Source information:
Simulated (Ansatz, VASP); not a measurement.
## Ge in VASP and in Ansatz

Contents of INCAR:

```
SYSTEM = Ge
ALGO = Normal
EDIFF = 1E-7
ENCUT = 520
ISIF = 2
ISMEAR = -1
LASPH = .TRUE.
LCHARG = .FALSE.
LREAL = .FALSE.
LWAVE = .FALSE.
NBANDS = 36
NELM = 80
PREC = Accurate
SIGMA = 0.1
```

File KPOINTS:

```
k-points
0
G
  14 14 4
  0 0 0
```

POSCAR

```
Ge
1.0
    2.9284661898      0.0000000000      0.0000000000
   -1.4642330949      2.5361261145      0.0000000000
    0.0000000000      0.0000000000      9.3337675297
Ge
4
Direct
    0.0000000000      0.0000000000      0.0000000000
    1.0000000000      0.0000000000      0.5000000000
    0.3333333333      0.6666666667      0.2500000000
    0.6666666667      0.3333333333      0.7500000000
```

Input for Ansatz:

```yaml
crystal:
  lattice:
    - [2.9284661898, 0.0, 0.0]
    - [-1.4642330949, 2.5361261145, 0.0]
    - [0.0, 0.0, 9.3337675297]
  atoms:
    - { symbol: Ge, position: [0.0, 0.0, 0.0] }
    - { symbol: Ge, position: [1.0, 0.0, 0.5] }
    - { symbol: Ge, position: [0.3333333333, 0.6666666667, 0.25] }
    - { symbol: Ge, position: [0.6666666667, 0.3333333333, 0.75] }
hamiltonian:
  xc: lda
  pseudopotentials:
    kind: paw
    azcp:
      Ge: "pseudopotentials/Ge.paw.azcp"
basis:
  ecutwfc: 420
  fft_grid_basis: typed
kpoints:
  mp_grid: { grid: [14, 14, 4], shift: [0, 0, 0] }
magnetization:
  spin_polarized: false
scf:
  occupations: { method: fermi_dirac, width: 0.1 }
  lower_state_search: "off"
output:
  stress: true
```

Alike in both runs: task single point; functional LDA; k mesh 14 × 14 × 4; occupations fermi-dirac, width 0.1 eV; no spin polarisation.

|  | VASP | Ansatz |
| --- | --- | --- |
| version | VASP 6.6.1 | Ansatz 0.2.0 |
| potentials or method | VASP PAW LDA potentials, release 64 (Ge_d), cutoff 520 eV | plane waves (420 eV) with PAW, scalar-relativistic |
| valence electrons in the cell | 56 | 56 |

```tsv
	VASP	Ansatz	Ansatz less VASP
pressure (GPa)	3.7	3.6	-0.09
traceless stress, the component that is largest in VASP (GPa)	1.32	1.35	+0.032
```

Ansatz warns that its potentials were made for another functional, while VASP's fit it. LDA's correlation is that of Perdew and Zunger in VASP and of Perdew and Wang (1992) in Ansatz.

Work task:
Return only the part of the records above that opens with the line containing "VASP | Ansatz |" and closes with the line containing "PAW, scalar-relativistic |", ends included.

Task result:
|  | VASP | Ansatz |
| --- | --- | --- |
| version | VASP 6.6.1 | Ansatz 0.2.0 |
| potentials or method | VASP PAW LDA potentials, release 64 (Ge_d), cutoff 520 eV | plane waves (420 eV) with PAW, scalar-relativistic |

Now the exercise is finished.